++++++

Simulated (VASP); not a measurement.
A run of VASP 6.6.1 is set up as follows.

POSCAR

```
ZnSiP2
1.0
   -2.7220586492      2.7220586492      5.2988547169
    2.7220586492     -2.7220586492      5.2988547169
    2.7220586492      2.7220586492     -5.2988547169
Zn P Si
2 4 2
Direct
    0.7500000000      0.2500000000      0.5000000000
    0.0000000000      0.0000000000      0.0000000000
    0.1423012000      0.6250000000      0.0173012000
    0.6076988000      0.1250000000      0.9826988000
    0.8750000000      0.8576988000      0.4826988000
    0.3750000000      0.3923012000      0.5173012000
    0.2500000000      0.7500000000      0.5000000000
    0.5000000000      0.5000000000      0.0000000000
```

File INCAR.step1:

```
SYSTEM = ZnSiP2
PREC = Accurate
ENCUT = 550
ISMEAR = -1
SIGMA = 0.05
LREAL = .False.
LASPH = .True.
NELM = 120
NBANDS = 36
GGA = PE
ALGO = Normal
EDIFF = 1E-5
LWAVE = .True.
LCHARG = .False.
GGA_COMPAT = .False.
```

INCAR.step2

++++++

Action item: Word for word, copy all of the listing above.

Solution:
Simulated (VASP); not a measurement.
A run of VASP 6.6.1 is set up as follows.

POSCAR

```
ZnSiP2
1.0
   -2.7220586492      2.7220586492      5.2988547169
    2.7220586492     -2.7220586492      5.2988547169
    2.7220586492      2.7220586492     -5.2988547169
Zn P Si
2 4 2
Direct
    0.7500000000      0.2500000000      0.5000000000
    0.0000000000      0.0000000000      0.0000000000
    0.1423012000      0.6250000000      0.0173012000
    0.6076988000      0.1250000000      0.9826988000
    0.8750000000      0.8576988000      0.4826988000
    0.3750000000      0.3923012000      0.5173012000
    0.2500000000      0.7500000000      0.5000000000
    0.5000000000      0.5000000000      0.0000000000
```

File INCAR.step1:

```
SYSTEM = ZnSiP2
PREC = Accurate
ENCUT = 550
ISMEAR = -1
SIGMA = 0.05
LREAL = .False.
LASPH = .True.
NELM = 120
NBANDS = 36
GGA = PE
ALGO = Normal
EDIFF = 1E-5
LWAVE = .True.
LCHARG = .False.
GGA_COMPAT = .False.
```

INCAR.step2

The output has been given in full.